_ASSIGNMENT_
Starting at the first line of the records below, transcribe each line exactly, ending with the line that contains "Level of theory: PBE/def2-TZVPD (PySCF).".

_GIVEN RECORDS_
++++++

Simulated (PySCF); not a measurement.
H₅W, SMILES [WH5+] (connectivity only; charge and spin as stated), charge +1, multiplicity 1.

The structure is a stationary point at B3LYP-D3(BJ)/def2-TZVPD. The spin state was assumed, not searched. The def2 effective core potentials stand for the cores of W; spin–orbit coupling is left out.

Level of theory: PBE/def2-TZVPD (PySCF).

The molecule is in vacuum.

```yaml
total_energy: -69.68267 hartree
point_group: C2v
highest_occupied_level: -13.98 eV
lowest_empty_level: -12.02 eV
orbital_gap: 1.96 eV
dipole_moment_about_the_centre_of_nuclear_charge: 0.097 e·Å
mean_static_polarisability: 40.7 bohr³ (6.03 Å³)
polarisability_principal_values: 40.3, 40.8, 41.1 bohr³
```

++++++

_SOLUTION_
Simulated (PySCF); not a measurement.
H₅W, SMILES [WH5+] (connectivity only; charge and spin as stated), charge +1, multiplicity 1.

The structure is a stationary point at B3LYP-D3(BJ)/def2-TZVPD. The spin state was assumed, not searched. The def2 effective core potentials stand for the cores of W; spin–orbit coupling is left out.

Level of theory: PBE/def2-TZVPD (PySCF).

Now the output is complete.